◆ **Required action**:
Give back the whole listing exactly as it is written.

◆ **Material provided**:
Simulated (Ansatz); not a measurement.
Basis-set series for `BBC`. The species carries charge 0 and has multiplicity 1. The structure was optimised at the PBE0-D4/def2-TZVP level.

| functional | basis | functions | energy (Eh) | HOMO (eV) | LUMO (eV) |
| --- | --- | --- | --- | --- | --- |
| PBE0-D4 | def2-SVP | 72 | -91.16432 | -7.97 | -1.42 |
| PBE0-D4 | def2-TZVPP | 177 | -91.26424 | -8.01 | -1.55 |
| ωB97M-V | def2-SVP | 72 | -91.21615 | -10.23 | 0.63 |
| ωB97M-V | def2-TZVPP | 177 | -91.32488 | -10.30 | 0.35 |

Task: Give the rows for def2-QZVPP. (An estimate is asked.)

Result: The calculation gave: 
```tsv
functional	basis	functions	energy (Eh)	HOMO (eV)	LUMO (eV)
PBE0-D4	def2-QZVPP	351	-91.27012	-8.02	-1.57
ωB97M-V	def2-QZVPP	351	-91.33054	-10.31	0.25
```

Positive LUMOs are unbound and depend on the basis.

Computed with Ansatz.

◆ **Response area**:
Simulated (Ansatz); not a measurement.
Basis-set series for `BBC`. The species carries charge 0 and has multiplicity 1. The structure was optimised at the PBE0-D4/def2-TZVP level.

| functional | basis | functions | energy (Eh) | HOMO (eV) | LUMO (eV) |
| --- | --- | --- | --- | --- | --- |
| PBE0-D4 | def2-SVP | 72 | -91.16432 | -7.97 | -1.42 |
| PBE0-D4 | def2-TZVPP | 177 | -91.26424 | -8.01 | -1.55 |
| ωB97M-V | def2-SVP | 72 | -91.21615 | -10.23 | 0.63 |
| ωB97M-V | def2-TZVPP | 177 | -91.32488 | -10.30 | 0.35 |

Task: Give the rows for def2-QZVPP. (An estimate is asked.)

Result: The calculation gave: 
```tsv
functional	basis	functions	energy (Eh)	HOMO (eV)	LUMO (eV)
PBE0-D4	def2-QZVPP	351	-91.27012	-8.02	-1.57
ωB97M-V	def2-QZVPP	351	-91.33054	-10.31	0.25
```

Positive LUMOs are unbound and depend on the basis.

Computed with Ansatz.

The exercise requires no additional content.